→ **Information**:
►

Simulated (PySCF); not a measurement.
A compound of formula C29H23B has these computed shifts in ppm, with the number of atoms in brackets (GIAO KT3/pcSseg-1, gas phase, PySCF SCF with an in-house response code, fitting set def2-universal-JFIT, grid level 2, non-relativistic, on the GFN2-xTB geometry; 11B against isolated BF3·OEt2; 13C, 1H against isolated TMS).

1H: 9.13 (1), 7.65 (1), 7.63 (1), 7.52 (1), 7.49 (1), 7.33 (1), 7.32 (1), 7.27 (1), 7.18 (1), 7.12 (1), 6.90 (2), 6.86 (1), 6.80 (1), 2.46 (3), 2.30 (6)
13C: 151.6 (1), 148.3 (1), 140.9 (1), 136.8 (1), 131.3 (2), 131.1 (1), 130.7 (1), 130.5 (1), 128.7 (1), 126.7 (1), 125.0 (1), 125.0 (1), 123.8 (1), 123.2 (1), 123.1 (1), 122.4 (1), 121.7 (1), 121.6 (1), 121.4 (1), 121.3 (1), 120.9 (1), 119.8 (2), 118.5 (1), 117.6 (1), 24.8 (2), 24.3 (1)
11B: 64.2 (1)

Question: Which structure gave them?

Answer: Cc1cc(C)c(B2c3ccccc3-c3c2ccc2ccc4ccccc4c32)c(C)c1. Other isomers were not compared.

◄

→ **Work item**: Lines from the top of the data above through the line containing "A compound of" must be repeated exactly. All other lines stay out.

→ **Written response**:
Simulated (PySCF); not a measurement.
A compound of formula C29H23B has these computed shifts in ppm, with the number of atoms in brackets (GIAO KT3/pcSseg-1, gas phase, PySCF SCF with an in-house response code, fitting set def2-universal-JFIT, grid level 2, non-relativistic, on the GFN2-xTB geometry; 11B against isolated BF3·OEt2; 13C, 1H against isolated TMS).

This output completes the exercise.